## Work task
After the line containing "# Radial parameters of Pt42+", write nothing more; before it, reproduce every line of the material below exactly, starting with the first.

■ ■ ■ ■ ■
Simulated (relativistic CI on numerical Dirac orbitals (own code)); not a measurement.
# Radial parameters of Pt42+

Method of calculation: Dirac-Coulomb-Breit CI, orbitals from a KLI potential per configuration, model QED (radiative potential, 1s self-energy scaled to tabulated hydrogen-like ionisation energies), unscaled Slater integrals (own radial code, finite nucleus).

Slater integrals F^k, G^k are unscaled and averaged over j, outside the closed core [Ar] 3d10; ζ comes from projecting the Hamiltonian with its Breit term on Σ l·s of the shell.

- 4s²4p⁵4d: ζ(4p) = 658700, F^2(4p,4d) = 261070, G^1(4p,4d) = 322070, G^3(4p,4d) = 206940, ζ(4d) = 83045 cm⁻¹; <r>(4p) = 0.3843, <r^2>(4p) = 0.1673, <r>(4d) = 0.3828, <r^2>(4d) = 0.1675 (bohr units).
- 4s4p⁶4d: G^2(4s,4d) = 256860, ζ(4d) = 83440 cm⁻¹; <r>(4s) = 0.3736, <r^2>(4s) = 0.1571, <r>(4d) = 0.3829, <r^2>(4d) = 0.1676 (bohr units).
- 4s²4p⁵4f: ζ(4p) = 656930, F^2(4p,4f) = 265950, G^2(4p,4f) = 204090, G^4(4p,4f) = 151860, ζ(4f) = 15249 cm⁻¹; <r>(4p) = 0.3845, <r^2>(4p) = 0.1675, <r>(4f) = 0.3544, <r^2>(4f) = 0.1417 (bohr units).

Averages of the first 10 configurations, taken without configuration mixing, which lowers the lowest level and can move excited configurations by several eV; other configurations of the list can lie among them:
■ ■ ■ ■ ■

## Solution
Simulated (relativistic CI on numerical Dirac orbitals (own code)); not a measurement.
# Radial parameters of Pt42+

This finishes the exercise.